= Beginning of Section =

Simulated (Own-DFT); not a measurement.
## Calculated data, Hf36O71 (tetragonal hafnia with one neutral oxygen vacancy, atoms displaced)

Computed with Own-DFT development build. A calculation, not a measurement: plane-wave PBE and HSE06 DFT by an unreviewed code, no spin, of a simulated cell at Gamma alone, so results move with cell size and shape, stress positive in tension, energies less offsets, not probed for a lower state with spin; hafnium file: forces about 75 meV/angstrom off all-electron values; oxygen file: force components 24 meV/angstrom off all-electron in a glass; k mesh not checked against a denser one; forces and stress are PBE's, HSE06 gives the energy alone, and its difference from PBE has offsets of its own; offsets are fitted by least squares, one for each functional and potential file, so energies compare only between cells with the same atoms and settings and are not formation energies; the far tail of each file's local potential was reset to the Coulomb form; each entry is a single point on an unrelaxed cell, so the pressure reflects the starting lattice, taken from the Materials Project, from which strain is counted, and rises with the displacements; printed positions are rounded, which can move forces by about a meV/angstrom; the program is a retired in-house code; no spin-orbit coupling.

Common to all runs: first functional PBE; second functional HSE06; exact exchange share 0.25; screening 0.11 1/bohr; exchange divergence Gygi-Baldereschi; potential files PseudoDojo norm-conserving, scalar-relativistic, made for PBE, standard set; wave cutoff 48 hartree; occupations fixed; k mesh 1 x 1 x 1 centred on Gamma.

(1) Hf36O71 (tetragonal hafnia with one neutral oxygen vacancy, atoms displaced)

= End of Section =

[ASSIGNED TASK] Please return exactly the lines from the opening line of the data above through the line with "## Calculated data, Hf36O71", both included and nothing else.

[REPLY]
Simulated (Own-DFT); not a measurement.
## Calculated data, Hf36O71 (tetragonal hafnia with one neutral oxygen vacancy, atoms displaced)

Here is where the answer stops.